**ASSIGNMENT:**
Copy the data. Keep every character as given.

**THE DATA:**
────────────────────────────────────────
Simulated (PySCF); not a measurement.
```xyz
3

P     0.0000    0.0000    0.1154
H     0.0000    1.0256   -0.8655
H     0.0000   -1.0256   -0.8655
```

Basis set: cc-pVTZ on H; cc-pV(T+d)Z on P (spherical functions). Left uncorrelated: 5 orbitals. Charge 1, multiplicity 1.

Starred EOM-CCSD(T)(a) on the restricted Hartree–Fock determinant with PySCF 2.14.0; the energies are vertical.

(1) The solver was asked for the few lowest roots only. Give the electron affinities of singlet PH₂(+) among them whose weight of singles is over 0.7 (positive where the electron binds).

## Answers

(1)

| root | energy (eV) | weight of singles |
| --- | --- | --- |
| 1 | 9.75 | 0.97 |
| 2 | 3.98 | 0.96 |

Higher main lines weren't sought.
────────────────────────────────────────

**TASK RESPONSE:**
Simulated (PySCF); not a measurement.
```xyz
3

P     0.0000    0.0000    0.1154
H     0.0000    1.0256   -0.8655
H     0.0000   -1.0256   -0.8655
```

Basis set: cc-pVTZ on H; cc-pV(T+d)Z on P (spherical functions). Left uncorrelated: 5 orbitals. Charge 1, multiplicity 1.

Starred EOM-CCSD(T)(a) on the restricted Hartree–Fock determinant with PySCF 2.14.0; the energies are vertical.

(1) The solver was asked for the few lowest roots only. Give the electron affinities of singlet PH₂(+) among them whose weight of singles is over 0.7 (positive where the electron binds).

## Answers

(1)

| root | energy (eV) | weight of singles |
| --- | --- | --- |
| 1 | 9.75 | 0.97 |
| 2 | 3.98 | 0.96 |

Higher main lines weren't sought.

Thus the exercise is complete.